===== RECORDS SUPPLIED
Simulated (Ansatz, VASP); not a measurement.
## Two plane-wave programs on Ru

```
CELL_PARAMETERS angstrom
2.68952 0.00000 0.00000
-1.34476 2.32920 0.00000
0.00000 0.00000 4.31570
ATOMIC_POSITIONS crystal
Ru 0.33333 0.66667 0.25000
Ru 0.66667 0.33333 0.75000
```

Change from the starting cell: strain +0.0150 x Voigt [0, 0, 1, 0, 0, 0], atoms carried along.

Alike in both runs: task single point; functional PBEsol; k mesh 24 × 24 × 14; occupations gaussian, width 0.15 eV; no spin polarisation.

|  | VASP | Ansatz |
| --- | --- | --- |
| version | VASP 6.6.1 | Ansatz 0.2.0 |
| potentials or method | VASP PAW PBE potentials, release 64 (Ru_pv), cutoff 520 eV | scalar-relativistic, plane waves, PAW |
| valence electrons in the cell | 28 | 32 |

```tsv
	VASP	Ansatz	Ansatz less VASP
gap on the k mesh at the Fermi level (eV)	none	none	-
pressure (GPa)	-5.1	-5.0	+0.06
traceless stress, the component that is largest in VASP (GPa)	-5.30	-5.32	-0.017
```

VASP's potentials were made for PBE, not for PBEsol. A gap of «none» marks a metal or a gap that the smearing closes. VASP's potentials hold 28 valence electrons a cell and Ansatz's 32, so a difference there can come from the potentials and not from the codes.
==========

# [TASK ITEM]
Only the lines from the beginning of the material above through the line with "VASP | Ansatz |" are wanted; extract them exactly.

# [ANSWER BOX]
Simulated (Ansatz, VASP); not a measurement.
## Two plane-wave programs on Ru

```
CELL_PARAMETERS angstrom
2.68952 0.00000 0.00000
-1.34476 2.32920 0.00000
0.00000 0.00000 4.31570
ATOMIC_POSITIONS crystal
Ru 0.33333 0.66667 0.25000
Ru 0.66667 0.33333 0.75000
```

Change from the starting cell: strain +0.0150 x Voigt [0, 0, 1, 0, 0, 0], atoms carried along.

Alike in both runs: task single point; functional PBEsol; k mesh 24 × 24 × 14; occupations gaussian, width 0.15 eV; no spin polarisation.

|  | VASP | Ansatz |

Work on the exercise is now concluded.